# Entries provided
◇ ◇ ◇ ◇

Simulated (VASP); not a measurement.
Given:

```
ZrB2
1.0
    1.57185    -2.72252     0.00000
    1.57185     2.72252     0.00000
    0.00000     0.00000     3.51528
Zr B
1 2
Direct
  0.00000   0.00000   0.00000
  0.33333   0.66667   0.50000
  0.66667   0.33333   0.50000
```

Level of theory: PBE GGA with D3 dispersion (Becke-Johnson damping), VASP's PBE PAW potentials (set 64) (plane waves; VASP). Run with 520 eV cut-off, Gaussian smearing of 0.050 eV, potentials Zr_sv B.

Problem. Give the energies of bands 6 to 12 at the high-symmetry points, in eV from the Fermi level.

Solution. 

◇ ◇ ◇ ◇

# Work order
Copy out each line of the data above, exactly, if it lies between the line holding "Level of theory: PBE" and the line holding "Problem. Give the", inclusive; copy no other line.

# Exercise solution
Level of theory: PBE GGA with D3 dispersion (Becke-Johnson damping), VASP's PBE PAW potentials (set 64) (plane waves; VASP). Run with 520 eV cut-off, Gaussian smearing of 0.050 eV, potentials Zr_sv B.

Problem. Give the energies of bands 6 to 12 at the high-symmetry points, in eV from the Fermi level.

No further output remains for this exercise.